Start of Block
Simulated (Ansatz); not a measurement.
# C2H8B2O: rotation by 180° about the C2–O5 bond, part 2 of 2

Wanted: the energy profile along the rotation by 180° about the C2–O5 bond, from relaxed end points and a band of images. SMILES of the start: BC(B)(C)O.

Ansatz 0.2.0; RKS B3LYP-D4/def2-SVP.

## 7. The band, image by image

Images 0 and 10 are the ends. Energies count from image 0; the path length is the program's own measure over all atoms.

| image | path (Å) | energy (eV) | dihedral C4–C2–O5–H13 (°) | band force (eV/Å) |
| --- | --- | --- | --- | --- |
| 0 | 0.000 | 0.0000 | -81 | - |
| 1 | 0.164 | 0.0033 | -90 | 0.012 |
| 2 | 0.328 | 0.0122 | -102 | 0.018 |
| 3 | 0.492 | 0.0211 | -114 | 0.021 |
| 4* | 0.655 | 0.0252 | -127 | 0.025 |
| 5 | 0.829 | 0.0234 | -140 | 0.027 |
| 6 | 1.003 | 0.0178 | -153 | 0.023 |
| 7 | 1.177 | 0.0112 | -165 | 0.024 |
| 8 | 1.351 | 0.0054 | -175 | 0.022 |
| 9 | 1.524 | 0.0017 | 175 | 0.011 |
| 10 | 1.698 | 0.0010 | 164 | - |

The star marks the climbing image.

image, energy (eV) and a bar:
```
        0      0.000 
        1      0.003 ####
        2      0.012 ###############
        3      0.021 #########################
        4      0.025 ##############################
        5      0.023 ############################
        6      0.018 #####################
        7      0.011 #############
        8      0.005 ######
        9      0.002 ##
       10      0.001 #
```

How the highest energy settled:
End of Block

● Assignment
Starting with the first record, copy everything through the final one exactly.

● Written solution
Simulated (Ansatz); not a measurement.
# C2H8B2O: rotation by 180° about the C2–O5 bond, part 2 of 2

Wanted: the energy profile along the rotation by 180° about the C2–O5 bond, from relaxed end points and a band of images. SMILES of the start: BC(B)(C)O.

Ansatz 0.2.0; RKS B3LYP-D4/def2-SVP.

## 7. The band, image by image

Images 0 and 10 are the ends. Energies count from image 0; the path length is the program's own measure over all atoms.

| image | path (Å) | energy (eV) | dihedral C4–C2–O5–H13 (°) | band force (eV/Å) |
| --- | --- | --- | --- | --- |
| 0 | 0.000 | 0.0000 | -81 | - |
| 1 | 0.164 | 0.0033 | -90 | 0.012 |
| 2 | 0.328 | 0.0122 | -102 | 0.018 |
| 3 | 0.492 | 0.0211 | -114 | 0.021 |
| 4* | 0.655 | 0.0252 | -127 | 0.025 |
| 5 | 0.829 | 0.0234 | -140 | 0.027 |
| 6 | 1.003 | 0.0178 | -153 | 0.023 |
| 7 | 1.177 | 0.0112 | -165 | 0.024 |
| 8 | 1.351 | 0.0054 | -175 | 0.022 |
| 9 | 1.524 | 0.0017 | 175 | 0.011 |
| 10 | 1.698 | 0.0010 | 164 | - |

The star marks the climbing image.

image, energy (eV) and a bar:
```
        0      0.000 
        1      0.003 ####
        2      0.012 ###############
        3      0.021 #########################
        4      0.025 ##############################
        5      0.023 ############################
        6      0.018 #####################
        7      0.011 #############
        8      0.005 ######
        9      0.002 ##
       10      0.001 #
```

How the highest energy settled:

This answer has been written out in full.